RECORDS PROVIDED:
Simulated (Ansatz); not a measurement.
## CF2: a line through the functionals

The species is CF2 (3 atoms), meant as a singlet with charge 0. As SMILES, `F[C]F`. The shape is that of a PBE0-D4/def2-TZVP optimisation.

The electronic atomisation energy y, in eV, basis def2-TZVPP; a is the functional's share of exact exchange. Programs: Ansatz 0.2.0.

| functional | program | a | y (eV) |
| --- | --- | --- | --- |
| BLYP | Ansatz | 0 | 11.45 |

REQUIREMENT: Reproduce the listing above in full, word for word.

TASK RESPONSE:
Simulated (Ansatz); not a measurement.
## CF2: a line through the functionals

The species is CF2 (3 atoms), meant as a singlet with charge 0. As SMILES, `F[C]F`. The shape is that of a PBE0-D4/def2-TZVP optimisation.

The electronic atomisation energy y, in eV, basis def2-TZVPP; a is the functional's share of exact exchange. Programs: Ansatz 0.2.0.

| functional | program | a | y (eV) |
| --- | --- | --- | --- |
| BLYP | Ansatz | 0 | 11.45 |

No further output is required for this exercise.